_Exercise_
Give back the data below exactly, with every line kept the same.

_Source data_
BEGIN

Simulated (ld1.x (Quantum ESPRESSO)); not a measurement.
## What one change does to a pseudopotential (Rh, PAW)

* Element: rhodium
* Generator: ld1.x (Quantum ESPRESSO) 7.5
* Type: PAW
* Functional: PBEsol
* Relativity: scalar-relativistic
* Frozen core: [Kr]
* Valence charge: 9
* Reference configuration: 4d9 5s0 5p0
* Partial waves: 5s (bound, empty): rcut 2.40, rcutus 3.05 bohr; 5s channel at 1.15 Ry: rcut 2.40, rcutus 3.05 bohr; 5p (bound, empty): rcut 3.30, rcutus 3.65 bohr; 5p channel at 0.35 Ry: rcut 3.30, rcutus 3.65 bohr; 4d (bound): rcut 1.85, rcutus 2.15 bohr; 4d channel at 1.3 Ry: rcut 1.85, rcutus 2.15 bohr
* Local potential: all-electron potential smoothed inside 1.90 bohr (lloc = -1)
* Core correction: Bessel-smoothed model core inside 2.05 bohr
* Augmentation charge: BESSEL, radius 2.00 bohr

END

_Task answer_
Simulated (ld1.x (Quantum ESPRESSO)); not a measurement.
## What one change does to a pseudopotential (Rh, PAW)

* Element: rhodium
* Generator: ld1.x (Quantum ESPRESSO) 7.5
* Type: PAW
* Functional: PBEsol
* Relativity: scalar-relativistic
* Frozen core: [Kr]
* Valence charge: 9
* Reference configuration: 4d9 5s0 5p0
* Partial waves: 5s (bound, empty): rcut 2.40, rcutus 3.05 bohr; 5s channel at 1.15 Ry: rcut 2.40, rcutus 3.05 bohr; 5p (bound, empty): rcut 3.30, rcutus 3.65 bohr; 5p channel at 0.35 Ry: rcut 3.30, rcutus 3.65 bohr; 4d (bound): rcut 1.85, rcutus 2.15 bohr; 4d channel at 1.3 Ry: rcut 1.85, rcutus 2.15 bohr
* Local potential: all-electron potential smoothed inside 1.90 bohr (lloc = -1)
* Core correction: Bessel-smoothed model core inside 2.05 bohr
* Augmentation charge: BESSEL, radius 2.00 bohr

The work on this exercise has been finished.